#### [BRIEF]
Return every entry exactly.

#### [RECORD EXTRACTS]
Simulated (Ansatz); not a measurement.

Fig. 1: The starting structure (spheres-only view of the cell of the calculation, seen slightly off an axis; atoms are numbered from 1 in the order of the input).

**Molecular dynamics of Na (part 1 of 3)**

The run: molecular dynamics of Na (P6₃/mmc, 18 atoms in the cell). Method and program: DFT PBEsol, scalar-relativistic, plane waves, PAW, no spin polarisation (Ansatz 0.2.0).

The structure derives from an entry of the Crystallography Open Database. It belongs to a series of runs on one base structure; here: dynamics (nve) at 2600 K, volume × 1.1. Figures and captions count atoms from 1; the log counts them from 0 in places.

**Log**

#### [TASK OUTPUT]
Simulated (Ansatz); not a measurement.

Fig. 1: The starting structure (spheres-only view of the cell of the calculation, seen slightly off an axis; atoms are numbered from 1 in the order of the input).

**Molecular dynamics of Na (part 1 of 3)**

The run: molecular dynamics of Na (P6₃/mmc, 18 atoms in the cell). Method and program: DFT PBEsol, scalar-relativistic, plane waves, PAW, no spin polarisation (Ansatz 0.2.0).

The structure derives from an entry of the Crystallography Open Database. It belongs to a series of runs on one base structure; here: dynamics (nve) at 2600 K, volume × 1.1. Figures and captions count atoms from 1; the log counts them from 0 in places.

**Log**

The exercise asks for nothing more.